When you reach the line containing "The cell was" in the entries below, start writing out each line exactly, and stop after the line containing "The input as".

________________

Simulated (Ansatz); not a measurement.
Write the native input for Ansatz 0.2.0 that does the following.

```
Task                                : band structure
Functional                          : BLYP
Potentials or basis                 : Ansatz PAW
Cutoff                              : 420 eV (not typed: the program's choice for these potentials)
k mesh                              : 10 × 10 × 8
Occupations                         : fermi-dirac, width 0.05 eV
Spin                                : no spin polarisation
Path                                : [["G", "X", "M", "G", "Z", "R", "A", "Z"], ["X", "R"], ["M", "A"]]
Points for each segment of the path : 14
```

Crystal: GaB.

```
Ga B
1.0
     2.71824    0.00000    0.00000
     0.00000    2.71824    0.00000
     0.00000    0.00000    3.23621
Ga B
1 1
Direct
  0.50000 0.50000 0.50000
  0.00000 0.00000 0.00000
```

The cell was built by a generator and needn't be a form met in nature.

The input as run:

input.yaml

________________

**WRITTEN ANSWER:**
The cell was built by a generator and needn't be a form met in nature.

The input as run:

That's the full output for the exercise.